_Work instruction_
Each line below must be transcribed with no word changed.

Segment Open
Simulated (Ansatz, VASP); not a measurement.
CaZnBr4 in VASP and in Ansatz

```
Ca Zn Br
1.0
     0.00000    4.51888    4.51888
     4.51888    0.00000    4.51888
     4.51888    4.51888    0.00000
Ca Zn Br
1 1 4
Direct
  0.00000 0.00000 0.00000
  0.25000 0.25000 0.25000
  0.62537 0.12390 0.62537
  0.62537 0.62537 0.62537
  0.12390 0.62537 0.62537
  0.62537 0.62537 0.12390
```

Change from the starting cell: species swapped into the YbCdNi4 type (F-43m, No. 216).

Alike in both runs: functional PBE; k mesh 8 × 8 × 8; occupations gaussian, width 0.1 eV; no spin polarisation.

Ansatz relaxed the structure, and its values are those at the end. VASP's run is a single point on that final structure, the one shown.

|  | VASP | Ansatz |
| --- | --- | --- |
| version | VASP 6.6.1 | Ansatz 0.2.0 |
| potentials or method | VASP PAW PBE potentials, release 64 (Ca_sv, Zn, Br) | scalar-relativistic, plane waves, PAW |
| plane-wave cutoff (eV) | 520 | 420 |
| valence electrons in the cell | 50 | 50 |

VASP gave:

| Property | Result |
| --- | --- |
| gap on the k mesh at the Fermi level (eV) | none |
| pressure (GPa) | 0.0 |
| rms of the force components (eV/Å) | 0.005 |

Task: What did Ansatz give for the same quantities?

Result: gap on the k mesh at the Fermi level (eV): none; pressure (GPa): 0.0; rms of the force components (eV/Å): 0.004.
Segment Closed

_Answer space_
Simulated (Ansatz, VASP); not a measurement.
CaZnBr4 in VASP and in Ansatz

```
Ca Zn Br
1.0
     0.00000    4.51888    4.51888
     4.51888    0.00000    4.51888
     4.51888    4.51888    0.00000
Ca Zn Br
1 1 4
Direct
  0.00000 0.00000 0.00000
  0.25000 0.25000 0.25000
  0.62537 0.12390 0.62537
  0.62537 0.62537 0.62537
  0.12390 0.62537 0.62537
  0.62537 0.62537 0.12390
```

Change from the starting cell: species swapped into the YbCdNi4 type (F-43m, No. 216).

Alike in both runs: functional PBE; k mesh 8 × 8 × 8; occupations gaussian, width 0.1 eV; no spin polarisation.

Ansatz relaxed the structure, and its values are those at the end. VASP's run is a single point on that final structure, the one shown.

|  | VASP | Ansatz |
| --- | --- | --- |
| version | VASP 6.6.1 | Ansatz 0.2.0 |
| potentials or method | VASP PAW PBE potentials, release 64 (Ca_sv, Zn, Br) | scalar-relativistic, plane waves, PAW |
| plane-wave cutoff (eV) | 520 | 420 |
| valence electrons in the cell | 50 | 50 |

VASP gave:

| Property | Result |
| --- | --- |
| gap on the k mesh at the Fermi level (eV) | none |
| pressure (GPa) | 0.0 |
| rms of the force components (eV/Å) | 0.005 |

Task: What did Ansatz give for the same quantities?

Result: gap on the k mesh at the Fermi level (eV): none; pressure (GPa): 0.0; rms of the force components (eV/Å): 0.004.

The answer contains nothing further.